== PROVIDED MATERIAL ==
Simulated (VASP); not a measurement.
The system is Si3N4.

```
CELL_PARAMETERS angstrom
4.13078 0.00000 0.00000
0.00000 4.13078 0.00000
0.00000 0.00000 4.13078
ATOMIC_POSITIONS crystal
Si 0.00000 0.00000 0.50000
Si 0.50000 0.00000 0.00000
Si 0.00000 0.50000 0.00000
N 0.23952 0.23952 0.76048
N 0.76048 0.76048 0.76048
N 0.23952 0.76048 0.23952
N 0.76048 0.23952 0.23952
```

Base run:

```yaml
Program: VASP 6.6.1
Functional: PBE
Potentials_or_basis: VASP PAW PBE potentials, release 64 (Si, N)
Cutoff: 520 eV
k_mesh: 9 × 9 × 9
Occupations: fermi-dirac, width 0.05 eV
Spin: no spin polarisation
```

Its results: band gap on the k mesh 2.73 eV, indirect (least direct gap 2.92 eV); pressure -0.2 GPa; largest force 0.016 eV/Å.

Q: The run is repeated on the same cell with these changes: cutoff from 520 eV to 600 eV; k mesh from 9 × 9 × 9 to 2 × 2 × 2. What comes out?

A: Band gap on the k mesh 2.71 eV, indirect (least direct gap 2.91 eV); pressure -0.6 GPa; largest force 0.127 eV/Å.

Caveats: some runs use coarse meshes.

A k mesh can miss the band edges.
===

Go to the line with "Its results: band" in the entries above and repeat every line from there through the line with "Caveats: some runs use coarse meshes.", exactly and with no other text.

Its results: band gap on the k mesh 2.73 eV, indirect (least direct gap 2.92 eV); pressure -0.2 GPa; largest force 0.016 eV/Å.

Q: The run is repeated on the same cell with these changes: cutoff from 520 eV to 600 eV; k mesh from 9 × 9 × 9 to 2 × 2 × 2. What comes out?

A: Band gap on the k mesh 2.71 eV, indirect (least direct gap 2.91 eV); pressure -0.6 GPa; largest force 0.127 eV/Å.

Caveats: some runs use coarse meshes.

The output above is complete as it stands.